■ **BRIEF**
How do the records below read from their first line through the line containing "H-1→L+2 (82%) |"? Write those lines out exactly.

SUPPLIED ENTRIES section start

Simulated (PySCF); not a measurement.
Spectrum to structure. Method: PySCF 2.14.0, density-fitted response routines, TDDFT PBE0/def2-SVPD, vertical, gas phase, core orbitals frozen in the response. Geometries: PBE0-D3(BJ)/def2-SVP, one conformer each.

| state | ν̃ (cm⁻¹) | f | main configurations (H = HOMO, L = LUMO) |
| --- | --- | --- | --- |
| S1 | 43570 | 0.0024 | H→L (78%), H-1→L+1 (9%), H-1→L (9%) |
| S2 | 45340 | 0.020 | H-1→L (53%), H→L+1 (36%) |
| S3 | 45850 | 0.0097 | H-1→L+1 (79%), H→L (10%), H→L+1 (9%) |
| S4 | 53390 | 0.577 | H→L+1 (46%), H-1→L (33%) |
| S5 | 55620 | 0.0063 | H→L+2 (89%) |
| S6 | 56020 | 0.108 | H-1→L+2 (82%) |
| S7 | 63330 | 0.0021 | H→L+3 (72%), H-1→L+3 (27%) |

SUPPLIED ENTRIES section end

■ **EXERCISE RESPONSE**
Simulated (PySCF); not a measurement.
Spectrum to structure. Method: PySCF 2.14.0, density-fitted response routines, TDDFT PBE0/def2-SVPD, vertical, gas phase, core orbitals frozen in the response. Geometries: PBE0-D3(BJ)/def2-SVP, one conformer each.

| state | ν̃ (cm⁻¹) | f | main configurations (H = HOMO, L = LUMO) |
| --- | --- | --- | --- |
| S1 | 43570 | 0.0024 | H→L (78%), H-1→L+1 (9%), H-1→L (9%) |
| S2 | 45340 | 0.020 | H-1→L (53%), H→L+1 (36%) |
| S3 | 45850 | 0.0097 | H-1→L+1 (79%), H→L (10%), H→L+1 (9%) |
| S4 | 53390 | 0.577 | H→L+1 (46%), H-1→L (33%) |
| S5 | 55620 | 0.0063 | H→L+2 (89%) |
| S6 | 56020 | 0.108 | H-1→L+2 (82%) |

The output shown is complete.